__Assigned task__
The lines from the top of the listing through the one containing "(GPa) | -9.0 |" are to be retyped exactly, with no other lines.

__Provided data__

....................

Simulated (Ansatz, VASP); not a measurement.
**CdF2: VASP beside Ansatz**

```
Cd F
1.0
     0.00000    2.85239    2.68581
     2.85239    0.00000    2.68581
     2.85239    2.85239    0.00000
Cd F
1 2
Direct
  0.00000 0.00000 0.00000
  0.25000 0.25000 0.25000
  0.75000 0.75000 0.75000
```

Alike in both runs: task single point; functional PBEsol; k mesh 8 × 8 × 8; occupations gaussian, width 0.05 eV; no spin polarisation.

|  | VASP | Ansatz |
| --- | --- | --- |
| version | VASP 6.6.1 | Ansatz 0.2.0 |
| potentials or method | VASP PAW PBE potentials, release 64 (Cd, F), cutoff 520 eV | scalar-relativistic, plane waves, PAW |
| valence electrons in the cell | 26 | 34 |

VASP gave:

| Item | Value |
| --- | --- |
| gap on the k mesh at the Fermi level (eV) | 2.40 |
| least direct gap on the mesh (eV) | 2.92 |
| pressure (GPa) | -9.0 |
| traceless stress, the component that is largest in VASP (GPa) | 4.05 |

....................

__Your response__
Simulated (Ansatz, VASP); not a measurement.
**CdF2: VASP beside Ansatz**

```
Cd F
1.0
     0.00000    2.85239    2.68581
     2.85239    0.00000    2.68581
     2.85239    2.85239    0.00000
Cd F
1 2
Direct
  0.00000 0.00000 0.00000
  0.25000 0.25000 0.25000
  0.75000 0.75000 0.75000
```

Alike in both runs: task single point; functional PBEsol; k mesh 8 × 8 × 8; occupations gaussian, width 0.05 eV; no spin polarisation.

|  | VASP | Ansatz |
| --- | --- | --- |
| version | VASP 6.6.1 | Ansatz 0.2.0 |
| potentials or method | VASP PAW PBE potentials, release 64 (Cd, F), cutoff 520 eV | scalar-relativistic, plane waves, PAW |
| valence electrons in the cell | 26 | 34 |

VASP gave:

| Item | Value |
| --- | --- |
| gap on the k mesh at the Fermi level (eV) | 2.40 |
| least direct gap on the mesh (eV) | 2.92 |
| pressure (GPa) | -9.0 |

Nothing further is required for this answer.